### Information provided
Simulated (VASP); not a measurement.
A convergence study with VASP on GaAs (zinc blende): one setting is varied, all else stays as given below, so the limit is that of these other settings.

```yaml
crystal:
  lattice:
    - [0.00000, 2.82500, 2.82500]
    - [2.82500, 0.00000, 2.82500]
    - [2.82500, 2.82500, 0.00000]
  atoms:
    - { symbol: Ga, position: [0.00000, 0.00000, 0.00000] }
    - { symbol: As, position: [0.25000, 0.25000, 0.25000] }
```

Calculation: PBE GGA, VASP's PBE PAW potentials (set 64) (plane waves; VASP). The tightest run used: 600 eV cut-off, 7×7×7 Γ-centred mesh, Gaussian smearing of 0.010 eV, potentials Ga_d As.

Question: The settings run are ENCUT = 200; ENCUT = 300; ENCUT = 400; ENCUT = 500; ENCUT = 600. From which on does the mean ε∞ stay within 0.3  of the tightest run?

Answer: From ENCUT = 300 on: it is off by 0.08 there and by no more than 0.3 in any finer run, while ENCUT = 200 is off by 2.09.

### Work item
Copy out each record, keeping every word as it is.

### Response
Simulated (VASP); not a measurement.
A convergence study with VASP on GaAs (zinc blende): one setting is varied, all else stays as given below, so the limit is that of these other settings.

```yaml
crystal:
  lattice:
    - [0.00000, 2.82500, 2.82500]
    - [2.82500, 0.00000, 2.82500]
    - [2.82500, 2.82500, 0.00000]
  atoms:
    - { symbol: Ga, position: [0.00000, 0.00000, 0.00000] }
    - { symbol: As, position: [0.25000, 0.25000, 0.25000] }
```

Calculation: PBE GGA, VASP's PBE PAW potentials (set 64) (plane waves; VASP). The tightest run used: 600 eV cut-off, 7×7×7 Γ-centred mesh, Gaussian smearing of 0.010 eV, potentials Ga_d As.

Question: The settings run are ENCUT = 200; ENCUT = 300; ENCUT = 400; ENCUT = 500; ENCUT = 600. From which on does the mean ε∞ stay within 0.3  of the tightest run?

Answer: From ENCUT = 300 on: it is off by 0.08 there and by no more than 0.3 in any finer run, while ENCUT = 200 is off by 2.09.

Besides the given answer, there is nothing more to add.